Records shown:
========================================

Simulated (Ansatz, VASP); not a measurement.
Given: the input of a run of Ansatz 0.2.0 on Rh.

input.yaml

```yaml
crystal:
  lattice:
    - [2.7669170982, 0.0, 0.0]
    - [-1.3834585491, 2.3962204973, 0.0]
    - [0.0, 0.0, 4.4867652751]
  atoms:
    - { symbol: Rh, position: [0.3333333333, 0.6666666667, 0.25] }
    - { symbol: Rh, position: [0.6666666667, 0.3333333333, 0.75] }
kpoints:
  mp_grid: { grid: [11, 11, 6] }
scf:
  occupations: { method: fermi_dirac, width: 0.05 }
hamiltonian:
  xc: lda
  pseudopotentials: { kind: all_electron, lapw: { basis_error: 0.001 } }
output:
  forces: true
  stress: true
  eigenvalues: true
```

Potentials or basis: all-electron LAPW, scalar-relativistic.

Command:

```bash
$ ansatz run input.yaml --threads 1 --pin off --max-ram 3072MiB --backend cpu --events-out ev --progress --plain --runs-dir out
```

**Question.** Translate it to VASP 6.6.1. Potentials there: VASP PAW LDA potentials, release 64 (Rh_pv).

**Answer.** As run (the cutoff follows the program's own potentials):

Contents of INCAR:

========================================

Work item: Quote in full each line from the top of the records above through the line with "release 64 (Rh_pv)."; stop after that line.

Expected answer:
Simulated (Ansatz, VASP); not a measurement.
Given: the input of a run of Ansatz 0.2.0 on Rh.

input.yaml

```yaml
crystal:
  lattice:
    - [2.7669170982, 0.0, 0.0]
    - [-1.3834585491, 2.3962204973, 0.0]
    - [0.0, 0.0, 4.4867652751]
  atoms:
    - { symbol: Rh, position: [0.3333333333, 0.6666666667, 0.25] }
    - { symbol: Rh, position: [0.6666666667, 0.3333333333, 0.75] }
kpoints:
  mp_grid: { grid: [11, 11, 6] }
scf:
  occupations: { method: fermi_dirac, width: 0.05 }
hamiltonian:
  xc: lda
  pseudopotentials: { kind: all_electron, lapw: { basis_error: 0.001 } }
output:
  forces: true
  stress: true
  eigenvalues: true
```

Potentials or basis: all-electron LAPW, scalar-relativistic.

Command:

```bash
$ ansatz run input.yaml --threads 1 --pin off --max-ram 3072MiB --backend cpu --events-out ev --progress --plain --runs-dir out
```

**Question.** Translate it to VASP 6.6.1. Potentials there: VASP PAW LDA potentials, release 64 (Rh_pv).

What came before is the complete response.